§ **DATASET EXTRACT**:
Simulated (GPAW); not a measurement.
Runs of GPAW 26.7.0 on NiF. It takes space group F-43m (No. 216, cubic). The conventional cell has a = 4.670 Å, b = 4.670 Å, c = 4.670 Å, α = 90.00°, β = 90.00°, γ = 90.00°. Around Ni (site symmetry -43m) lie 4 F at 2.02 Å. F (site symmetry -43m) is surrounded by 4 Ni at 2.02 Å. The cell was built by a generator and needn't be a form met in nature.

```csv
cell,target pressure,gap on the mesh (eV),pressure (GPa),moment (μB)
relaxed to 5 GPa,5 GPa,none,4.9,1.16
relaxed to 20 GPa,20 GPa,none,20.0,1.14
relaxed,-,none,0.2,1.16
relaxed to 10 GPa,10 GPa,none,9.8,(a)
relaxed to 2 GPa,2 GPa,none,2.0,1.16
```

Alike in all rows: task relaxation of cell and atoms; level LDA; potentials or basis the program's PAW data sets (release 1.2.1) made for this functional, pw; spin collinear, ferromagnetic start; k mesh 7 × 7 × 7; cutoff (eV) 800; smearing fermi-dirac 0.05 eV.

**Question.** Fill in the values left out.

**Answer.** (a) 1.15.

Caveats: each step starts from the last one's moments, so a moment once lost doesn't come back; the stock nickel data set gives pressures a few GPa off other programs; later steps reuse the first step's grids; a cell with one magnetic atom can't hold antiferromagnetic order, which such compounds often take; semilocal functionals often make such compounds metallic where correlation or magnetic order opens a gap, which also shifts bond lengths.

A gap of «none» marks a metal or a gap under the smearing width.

§ **BRIEF**: Please output the lines of the listing above that fall in the stretch from the one with "Runs of GPAW" through the one with "Caveats: each step", exactly and only those.

§ **TASK OUTPUT**:
Runs of GPAW 26.7.0 on NiF. It takes space group F-43m (No. 216, cubic). The conventional cell has a = 4.670 Å, b = 4.670 Å, c = 4.670 Å, α = 90.00°, β = 90.00°, γ = 90.00°. Around Ni (site symmetry -43m) lie 4 F at 2.02 Å. F (site symmetry -43m) is surrounded by 4 Ni at 2.02 Å. The cell was built by a generator and needn't be a form met in nature.

```csv
cell,target pressure,gap on the mesh (eV),pressure (GPa),moment (μB)
relaxed to 5 GPa,5 GPa,none,4.9,1.16
relaxed to 20 GPa,20 GPa,none,20.0,1.14
relaxed,-,none,0.2,1.16
relaxed to 10 GPa,10 GPa,none,9.8,(a)
relaxed to 2 GPa,2 GPa,none,2.0,1.16
```

Alike in all rows: task relaxation of cell and atoms; level LDA; potentials or basis the program's PAW data sets (release 1.2.1) made for this functional, pw; spin collinear, ferromagnetic start; k mesh 7 × 7 × 7; cutoff (eV) 800; smearing fermi-dirac 0.05 eV.

**Question.** Fill in the values left out.

**Answer.** (a) 1.15.

Caveats: each step starts from the last one's moments, so a moment once lost doesn't come back; the stock nickel data set gives pressures a few GPa off other programs; later steps reuse the first step's grids; a cell with one magnetic atom can't hold antiferromagnetic order, which such compounds often take; semilocal functionals often make such compounds metallic where correlation or magnetic order opens a gap, which also shifts bond lengths.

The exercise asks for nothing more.